Assigned task:
Output all entries precisely.

++++ Data extracts ++++

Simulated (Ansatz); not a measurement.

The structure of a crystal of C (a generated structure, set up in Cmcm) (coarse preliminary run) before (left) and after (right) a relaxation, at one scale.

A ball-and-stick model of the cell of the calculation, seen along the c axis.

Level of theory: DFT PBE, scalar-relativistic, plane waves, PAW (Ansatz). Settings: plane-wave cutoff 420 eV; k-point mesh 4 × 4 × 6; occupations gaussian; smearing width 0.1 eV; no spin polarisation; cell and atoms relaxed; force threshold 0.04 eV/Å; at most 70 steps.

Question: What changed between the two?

++++

Answer space:
Simulated (Ansatz); not a measurement.

The structure of a crystal of C (a generated structure, set up in Cmcm) (coarse preliminary run) before (left) and after (right) a relaxation, at one scale.

A ball-and-stick model of the cell of the calculation, seen along the c axis.

Level of theory: DFT PBE, scalar-relativistic, plane waves, PAW (Ansatz). Settings: plane-wave cutoff 420 eV; k-point mesh 4 × 4 × 6; occupations gaussian; smearing width 0.1 eV; no spin polarisation; cell and atoms relaxed; force threshold 0.04 eV/Å; at most 70 steps.

Question: What changed between the two?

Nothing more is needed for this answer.